__ACTION ITEM__.
Return the listing in full, word for word.

__RECORD EXTRACTS__.

┌──

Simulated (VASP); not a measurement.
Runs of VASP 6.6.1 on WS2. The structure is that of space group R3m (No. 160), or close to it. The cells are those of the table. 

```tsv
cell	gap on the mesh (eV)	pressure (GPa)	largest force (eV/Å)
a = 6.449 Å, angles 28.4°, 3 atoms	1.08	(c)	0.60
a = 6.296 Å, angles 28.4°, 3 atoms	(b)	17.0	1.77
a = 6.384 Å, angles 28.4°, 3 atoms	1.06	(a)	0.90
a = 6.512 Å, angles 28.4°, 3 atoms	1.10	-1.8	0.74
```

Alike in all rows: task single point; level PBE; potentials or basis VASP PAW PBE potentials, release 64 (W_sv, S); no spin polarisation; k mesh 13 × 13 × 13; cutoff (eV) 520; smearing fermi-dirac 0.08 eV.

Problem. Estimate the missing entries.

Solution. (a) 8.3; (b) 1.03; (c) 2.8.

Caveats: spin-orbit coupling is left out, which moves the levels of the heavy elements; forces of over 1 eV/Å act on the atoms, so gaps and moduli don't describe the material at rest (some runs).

└──

__ANSWER SPACE__.
Simulated (VASP); not a measurement.
Runs of VASP 6.6.1 on WS2. The structure is that of space group R3m (No. 160), or close to it. The cells are those of the table. 

```tsv
cell	gap on the mesh (eV)	pressure (GPa)	largest force (eV/Å)
a = 6.449 Å, angles 28.4°, 3 atoms	1.08	(c)	0.60
a = 6.296 Å, angles 28.4°, 3 atoms	(b)	17.0	1.77
a = 6.384 Å, angles 28.4°, 3 atoms	1.06	(a)	0.90
a = 6.512 Å, angles 28.4°, 3 atoms	1.10	-1.8	0.74
```

Alike in all rows: task single point; level PBE; potentials or basis VASP PAW PBE potentials, release 64 (W_sv, S); no spin polarisation; k mesh 13 × 13 × 13; cutoff (eV) 520; smearing fermi-dirac 0.08 eV.

Problem. Estimate the missing entries.

Solution. (a) 8.3; (b) 1.03; (c) 2.8.

Caveats: spin-orbit coupling is left out, which moves the levels of the heavy elements; forces of over 1 eV/Å act on the atoms, so gaps and moduli don't describe the material at rest (some runs).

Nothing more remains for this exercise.